Task item: When you answer, copy every line of the listing below exactly.

Start of Dataset

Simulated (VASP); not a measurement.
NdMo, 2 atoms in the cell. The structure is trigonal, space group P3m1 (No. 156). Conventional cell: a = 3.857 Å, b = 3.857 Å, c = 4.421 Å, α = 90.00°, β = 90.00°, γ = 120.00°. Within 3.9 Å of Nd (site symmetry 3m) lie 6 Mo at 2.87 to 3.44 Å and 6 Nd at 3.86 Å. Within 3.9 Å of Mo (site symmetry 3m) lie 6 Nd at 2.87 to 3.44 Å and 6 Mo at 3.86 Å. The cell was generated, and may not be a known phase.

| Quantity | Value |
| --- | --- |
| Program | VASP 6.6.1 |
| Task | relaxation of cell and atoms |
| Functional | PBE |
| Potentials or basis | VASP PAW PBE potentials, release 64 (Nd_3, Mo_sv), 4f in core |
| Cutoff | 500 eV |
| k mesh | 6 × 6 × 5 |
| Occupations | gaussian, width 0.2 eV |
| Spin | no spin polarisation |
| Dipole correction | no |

End of Dataset

Exercise output:
Simulated (VASP); not a measurement.
NdMo, 2 atoms in the cell. The structure is trigonal, space group P3m1 (No. 156). Conventional cell: a = 3.857 Å, b = 3.857 Å, c = 4.421 Å, α = 90.00°, β = 90.00°, γ = 120.00°. Within 3.9 Å of Nd (site symmetry 3m) lie 6 Mo at 2.87 to 3.44 Å and 6 Nd at 3.86 Å. Within 3.9 Å of Mo (site symmetry 3m) lie 6 Nd at 2.87 to 3.44 Å and 6 Mo at 3.86 Å. The cell was generated, and may not be a known phase.

| Quantity | Value |
| --- | --- |
| Program | VASP 6.6.1 |
| Task | relaxation of cell and atoms |
| Functional | PBE |
| Potentials or basis | VASP PAW PBE potentials, release 64 (Nd_3, Mo_sv), 4f in core |
| Cutoff | 500 eV |
| k mesh | 6 × 6 × 5 |
| Occupations | gaussian, width 0.2 eV |
| Spin | no spin polarisation |
| Dipole correction | no |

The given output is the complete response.